ASSIGNED TASK: Set down the data that follows again, exactly as written.

········
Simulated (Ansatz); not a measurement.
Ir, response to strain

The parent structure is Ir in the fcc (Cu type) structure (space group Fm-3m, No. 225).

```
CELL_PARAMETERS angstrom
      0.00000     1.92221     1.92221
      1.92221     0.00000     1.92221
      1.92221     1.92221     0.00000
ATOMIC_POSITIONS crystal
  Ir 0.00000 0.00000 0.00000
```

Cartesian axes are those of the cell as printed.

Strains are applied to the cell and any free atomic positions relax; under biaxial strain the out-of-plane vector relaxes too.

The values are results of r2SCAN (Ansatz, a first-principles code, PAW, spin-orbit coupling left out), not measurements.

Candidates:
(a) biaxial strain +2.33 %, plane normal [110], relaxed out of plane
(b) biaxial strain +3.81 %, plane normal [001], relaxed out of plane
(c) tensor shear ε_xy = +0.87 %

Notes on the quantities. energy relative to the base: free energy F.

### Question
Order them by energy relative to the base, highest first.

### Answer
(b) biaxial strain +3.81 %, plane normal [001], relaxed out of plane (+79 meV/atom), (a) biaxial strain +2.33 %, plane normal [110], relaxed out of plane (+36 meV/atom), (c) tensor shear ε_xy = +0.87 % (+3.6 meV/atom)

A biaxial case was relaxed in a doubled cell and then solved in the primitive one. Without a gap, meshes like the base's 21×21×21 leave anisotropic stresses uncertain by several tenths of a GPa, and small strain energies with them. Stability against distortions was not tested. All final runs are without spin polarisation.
········

ANSWER SECTION:
Simulated (Ansatz); not a measurement.
Ir, response to strain

The parent structure is Ir in the fcc (Cu type) structure (space group Fm-3m, No. 225).

```
CELL_PARAMETERS angstrom
      0.00000     1.92221     1.92221
      1.92221     0.00000     1.92221
      1.92221     1.92221     0.00000
ATOMIC_POSITIONS crystal
  Ir 0.00000 0.00000 0.00000
```

Cartesian axes are those of the cell as printed.

Strains are applied to the cell and any free atomic positions relax; under biaxial strain the out-of-plane vector relaxes too.

The values are results of r2SCAN (Ansatz, a first-principles code, PAW, spin-orbit coupling left out), not measurements.

Candidates:
(a) biaxial strain +2.33 %, plane normal [110], relaxed out of plane
(b) biaxial strain +3.81 %, plane normal [001], relaxed out of plane
(c) tensor shear ε_xy = +0.87 %

Notes on the quantities. energy relative to the base: free energy F.

### Question
Order them by energy relative to the base, highest first.

### Answer
(b) biaxial strain +3.81 %, plane normal [001], relaxed out of plane (+79 meV/atom), (a) biaxial strain +2.33 %, plane normal [110], relaxed out of plane (+36 meV/atom), (c) tensor shear ε_xy = +0.87 % (+3.6 meV/atom)

A biaxial case was relaxed in a doubled cell and then solved in the primitive one. Without a gap, meshes like the base's 21×21×21 leave anisotropic stresses uncertain by several tenths of a GPa, and small strain energies with them. Stability against distortions was not tested. All final runs are without spin polarisation.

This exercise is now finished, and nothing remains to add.